Input data:
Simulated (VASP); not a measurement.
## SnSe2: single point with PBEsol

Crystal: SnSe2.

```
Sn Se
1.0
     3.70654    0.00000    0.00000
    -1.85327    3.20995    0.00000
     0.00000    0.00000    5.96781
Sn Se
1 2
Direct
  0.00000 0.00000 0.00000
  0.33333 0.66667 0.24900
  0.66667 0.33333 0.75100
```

Requirement: Retype the whole listing exactly.

Written solution:
Simulated (VASP); not a measurement.
## SnSe2: single point with PBEsol

Crystal: SnSe2.

```
Sn Se
1.0
     3.70654    0.00000    0.00000
    -1.85327    3.20995    0.00000
     0.00000    0.00000    5.96781
Sn Se
1 2
Direct
  0.00000 0.00000 0.00000
  0.33333 0.66667 0.24900
  0.66667 0.33333 0.75100
```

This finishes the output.